**DATA SHOWN:**
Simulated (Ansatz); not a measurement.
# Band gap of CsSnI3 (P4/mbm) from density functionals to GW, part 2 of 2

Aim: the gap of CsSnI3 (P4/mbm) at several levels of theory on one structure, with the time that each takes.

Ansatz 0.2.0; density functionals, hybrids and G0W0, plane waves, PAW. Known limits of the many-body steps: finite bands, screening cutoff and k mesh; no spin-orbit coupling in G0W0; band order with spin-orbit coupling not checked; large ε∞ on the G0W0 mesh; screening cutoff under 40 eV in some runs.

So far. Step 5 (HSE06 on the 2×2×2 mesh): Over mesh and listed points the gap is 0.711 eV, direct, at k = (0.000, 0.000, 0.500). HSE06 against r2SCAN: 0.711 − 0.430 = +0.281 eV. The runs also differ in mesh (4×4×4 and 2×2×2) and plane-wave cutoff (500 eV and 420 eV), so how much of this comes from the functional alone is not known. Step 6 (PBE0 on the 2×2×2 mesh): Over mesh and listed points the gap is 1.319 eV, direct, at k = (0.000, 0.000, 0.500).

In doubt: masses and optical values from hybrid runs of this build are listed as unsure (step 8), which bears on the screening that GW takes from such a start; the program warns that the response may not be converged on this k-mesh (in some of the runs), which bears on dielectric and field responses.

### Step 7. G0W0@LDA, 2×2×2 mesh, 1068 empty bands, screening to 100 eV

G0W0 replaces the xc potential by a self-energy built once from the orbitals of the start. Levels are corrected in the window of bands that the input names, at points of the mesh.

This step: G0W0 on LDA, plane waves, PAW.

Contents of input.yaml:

**ASSIGNMENT:** Repeat the records above exactly, leaving none out.

**RESULT:**
Simulated (Ansatz); not a measurement.
# Band gap of CsSnI3 (P4/mbm) from density functionals to GW, part 2 of 2

Aim: the gap of CsSnI3 (P4/mbm) at several levels of theory on one structure, with the time that each takes.

Ansatz 0.2.0; density functionals, hybrids and G0W0, plane waves, PAW. Known limits of the many-body steps: finite bands, screening cutoff and k mesh; no spin-orbit coupling in G0W0; band order with spin-orbit coupling not checked; large ε∞ on the G0W0 mesh; screening cutoff under 40 eV in some runs.

So far. Step 5 (HSE06 on the 2×2×2 mesh): Over mesh and listed points the gap is 0.711 eV, direct, at k = (0.000, 0.000, 0.500). HSE06 against r2SCAN: 0.711 − 0.430 = +0.281 eV. The runs also differ in mesh (4×4×4 and 2×2×2) and plane-wave cutoff (500 eV and 420 eV), so how much of this comes from the functional alone is not known. Step 6 (PBE0 on the 2×2×2 mesh): Over mesh and listed points the gap is 1.319 eV, direct, at k = (0.000, 0.000, 0.500).

In doubt: masses and optical values from hybrid runs of this build are listed as unsure (step 8), which bears on the screening that GW takes from such a start; the program warns that the response may not be converged on this k-mesh (in some of the runs), which bears on dielectric and field responses.

### Step 7. G0W0@LDA, 2×2×2 mesh, 1068 empty bands, screening to 100 eV

G0W0 replaces the xc potential by a self-energy built once from the orbitals of the start. Levels are corrected in the window of bands that the input names, at points of the mesh.

This step: G0W0 on LDA, plane waves, PAW.

Contents of input.yaml:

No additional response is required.